# EXCERPTED DATA
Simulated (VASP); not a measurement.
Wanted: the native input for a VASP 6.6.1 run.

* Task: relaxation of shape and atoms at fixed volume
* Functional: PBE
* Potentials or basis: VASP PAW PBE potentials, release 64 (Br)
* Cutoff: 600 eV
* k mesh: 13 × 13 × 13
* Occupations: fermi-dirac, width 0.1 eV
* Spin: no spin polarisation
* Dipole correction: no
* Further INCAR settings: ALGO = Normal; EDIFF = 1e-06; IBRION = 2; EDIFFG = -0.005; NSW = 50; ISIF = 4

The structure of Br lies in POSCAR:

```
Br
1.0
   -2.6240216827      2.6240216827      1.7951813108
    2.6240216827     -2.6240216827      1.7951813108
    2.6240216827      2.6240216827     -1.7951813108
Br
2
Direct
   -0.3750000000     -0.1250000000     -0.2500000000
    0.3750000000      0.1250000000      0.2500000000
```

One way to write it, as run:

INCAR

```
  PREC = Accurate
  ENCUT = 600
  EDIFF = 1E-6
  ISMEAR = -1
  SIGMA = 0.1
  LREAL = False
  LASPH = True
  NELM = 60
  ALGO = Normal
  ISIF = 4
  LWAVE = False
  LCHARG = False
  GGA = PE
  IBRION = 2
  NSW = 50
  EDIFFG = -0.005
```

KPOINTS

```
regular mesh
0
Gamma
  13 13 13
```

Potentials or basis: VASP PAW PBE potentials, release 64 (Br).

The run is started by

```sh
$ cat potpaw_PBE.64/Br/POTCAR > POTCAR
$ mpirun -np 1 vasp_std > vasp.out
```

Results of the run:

# ACTION ITEM
Lines from the first one above through the line containing "Dipole correction: no" are to be retyped exactly, both included, and nothing more.

# RESPONSE BOX
Simulated (VASP); not a measurement.
Wanted: the native input for a VASP 6.6.1 run.

* Task: relaxation of shape and atoms at fixed volume
* Functional: PBE
* Potentials or basis: VASP PAW PBE potentials, release 64 (Br)
* Cutoff: 600 eV
* k mesh: 13 × 13 × 13
* Occupations: fermi-dirac, width 0.1 eV
* Spin: no spin polarisation
* Dipole correction: no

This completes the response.